* [Data for analysis]
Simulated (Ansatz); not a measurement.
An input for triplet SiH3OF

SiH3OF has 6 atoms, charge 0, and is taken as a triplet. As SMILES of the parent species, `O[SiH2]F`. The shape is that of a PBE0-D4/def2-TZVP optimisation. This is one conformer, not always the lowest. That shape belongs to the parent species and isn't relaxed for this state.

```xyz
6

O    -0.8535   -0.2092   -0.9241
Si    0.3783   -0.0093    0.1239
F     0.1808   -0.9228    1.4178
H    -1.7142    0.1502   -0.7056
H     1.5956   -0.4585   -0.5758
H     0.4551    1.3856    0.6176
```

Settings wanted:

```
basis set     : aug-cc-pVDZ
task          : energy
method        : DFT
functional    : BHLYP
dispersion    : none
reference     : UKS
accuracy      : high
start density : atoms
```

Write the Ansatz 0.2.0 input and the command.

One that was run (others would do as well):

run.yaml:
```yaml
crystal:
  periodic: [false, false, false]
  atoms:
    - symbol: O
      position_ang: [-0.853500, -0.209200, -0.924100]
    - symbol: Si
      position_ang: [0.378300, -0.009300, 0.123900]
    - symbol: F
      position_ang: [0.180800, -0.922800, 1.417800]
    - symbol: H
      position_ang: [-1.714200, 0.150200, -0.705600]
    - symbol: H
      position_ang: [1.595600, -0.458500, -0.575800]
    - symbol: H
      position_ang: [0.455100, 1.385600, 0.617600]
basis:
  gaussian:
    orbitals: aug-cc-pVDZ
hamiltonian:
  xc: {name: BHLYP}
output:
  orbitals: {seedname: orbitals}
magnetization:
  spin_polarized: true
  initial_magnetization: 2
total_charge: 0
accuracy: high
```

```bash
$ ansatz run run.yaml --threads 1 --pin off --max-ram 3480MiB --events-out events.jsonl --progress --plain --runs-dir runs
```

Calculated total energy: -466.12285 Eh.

* [Assigned task]
Output, exactly and in full, the lines from the start of the entries above through the line that contains "An input for triplet SiH3OF".

* [Expected answer]
Simulated (Ansatz); not a measurement.
An input for triplet SiH3OF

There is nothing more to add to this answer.